Assigned task. Reproduce the records exactly through the line with "Program: NWChem. Pople".

Extracted entries.
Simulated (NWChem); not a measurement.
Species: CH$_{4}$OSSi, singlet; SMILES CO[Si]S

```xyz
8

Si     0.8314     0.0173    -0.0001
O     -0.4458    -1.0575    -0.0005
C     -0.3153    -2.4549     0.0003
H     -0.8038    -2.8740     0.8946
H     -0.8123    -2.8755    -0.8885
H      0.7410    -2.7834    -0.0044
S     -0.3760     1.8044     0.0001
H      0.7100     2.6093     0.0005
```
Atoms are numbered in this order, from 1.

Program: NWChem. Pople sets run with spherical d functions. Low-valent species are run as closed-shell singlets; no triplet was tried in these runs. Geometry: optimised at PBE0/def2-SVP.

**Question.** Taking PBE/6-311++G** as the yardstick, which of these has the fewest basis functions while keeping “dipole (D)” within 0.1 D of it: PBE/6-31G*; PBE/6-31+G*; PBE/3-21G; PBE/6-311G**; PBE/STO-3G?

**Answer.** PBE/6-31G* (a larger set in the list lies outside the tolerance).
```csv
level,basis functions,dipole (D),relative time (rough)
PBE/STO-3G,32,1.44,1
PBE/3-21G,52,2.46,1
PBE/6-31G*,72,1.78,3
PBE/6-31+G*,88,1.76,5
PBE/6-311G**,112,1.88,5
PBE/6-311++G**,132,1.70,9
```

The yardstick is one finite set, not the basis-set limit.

Your response.
Simulated (NWChem); not a measurement.
Species: CH$_{4}$OSSi, singlet; SMILES CO[Si]S

```xyz
8

Si     0.8314     0.0173    -0.0001
O     -0.4458    -1.0575    -0.0005
C     -0.3153    -2.4549     0.0003
H     -0.8038    -2.8740     0.8946
H     -0.8123    -2.8755    -0.8885
H      0.7410    -2.7834    -0.0044
S     -0.3760     1.8044     0.0001
H      0.7100     2.6093     0.0005
```
Atoms are numbered in this order, from 1.

Program: NWChem. Pople sets run with spherical d functions. Low-valent species are run as closed-shell singlets; no triplet was tried in these runs. Geometry: optimised at PBE0/def2-SVP.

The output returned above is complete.